__Records supplied__
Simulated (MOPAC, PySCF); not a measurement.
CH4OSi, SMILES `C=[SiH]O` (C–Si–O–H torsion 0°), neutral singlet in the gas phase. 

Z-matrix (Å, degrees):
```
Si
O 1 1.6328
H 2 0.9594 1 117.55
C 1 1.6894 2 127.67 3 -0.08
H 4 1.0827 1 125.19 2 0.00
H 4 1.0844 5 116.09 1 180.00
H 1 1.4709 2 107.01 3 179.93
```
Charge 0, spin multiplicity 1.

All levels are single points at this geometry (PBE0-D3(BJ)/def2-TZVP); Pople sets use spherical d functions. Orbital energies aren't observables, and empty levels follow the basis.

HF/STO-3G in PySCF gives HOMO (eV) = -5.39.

__Activity__
The entries above must be repeated word for word.

__Answer section__
Simulated (MOPAC, PySCF); not a measurement.
CH4OSi, SMILES `C=[SiH]O` (C–Si–O–H torsion 0°), neutral singlet in the gas phase. 

Z-matrix (Å, degrees):
```
Si
O 1 1.6328
H 2 0.9594 1 117.55
C 1 1.6894 2 127.67 3 -0.08
H 4 1.0827 1 125.19 2 0.00
H 4 1.0844 5 116.09 1 180.00
H 1 1.4709 2 107.01 3 179.93
```
Charge 0, spin multiplicity 1.

All levels are single points at this geometry (PBE0-D3(BJ)/def2-TZVP); Pople sets use spherical d functions. Orbital energies aren't observables, and empty levels follow the basis.

HF/STO-3G in PySCF gives HOMO (eV) = -5.39.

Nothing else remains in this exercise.